### Work task
Stopping at the line that holds "The absolute energy", repeat the lines below exactly, starting from the very first and including that final line.

### Entries supplied
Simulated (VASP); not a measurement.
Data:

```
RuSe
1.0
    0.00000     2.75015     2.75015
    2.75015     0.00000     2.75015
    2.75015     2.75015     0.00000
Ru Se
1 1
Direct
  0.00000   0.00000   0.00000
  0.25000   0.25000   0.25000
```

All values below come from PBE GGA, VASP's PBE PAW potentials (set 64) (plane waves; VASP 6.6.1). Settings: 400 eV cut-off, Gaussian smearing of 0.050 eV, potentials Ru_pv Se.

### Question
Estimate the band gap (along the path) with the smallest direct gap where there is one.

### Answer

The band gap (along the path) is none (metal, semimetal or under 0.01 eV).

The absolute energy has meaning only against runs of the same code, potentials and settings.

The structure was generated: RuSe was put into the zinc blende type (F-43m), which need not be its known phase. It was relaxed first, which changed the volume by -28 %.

### Written solution
Simulated (VASP); not a measurement.
Data:

```
RuSe
1.0
    0.00000     2.75015     2.75015
    2.75015     0.00000     2.75015
    2.75015     2.75015     0.00000
Ru Se
1 1
Direct
  0.00000   0.00000   0.00000
  0.25000   0.25000   0.25000
```

All values below come from PBE GGA, VASP's PBE PAW potentials (set 64) (plane waves; VASP 6.6.1). Settings: 400 eV cut-off, Gaussian smearing of 0.050 eV, potentials Ru_pv Se.

### Question
Estimate the band gap (along the path) with the smallest direct gap where there is one.

### Answer

The band gap (along the path) is none (metal, semimetal or under 0.01 eV).

The absolute energy has meaning only against runs of the same code, potentials and settings.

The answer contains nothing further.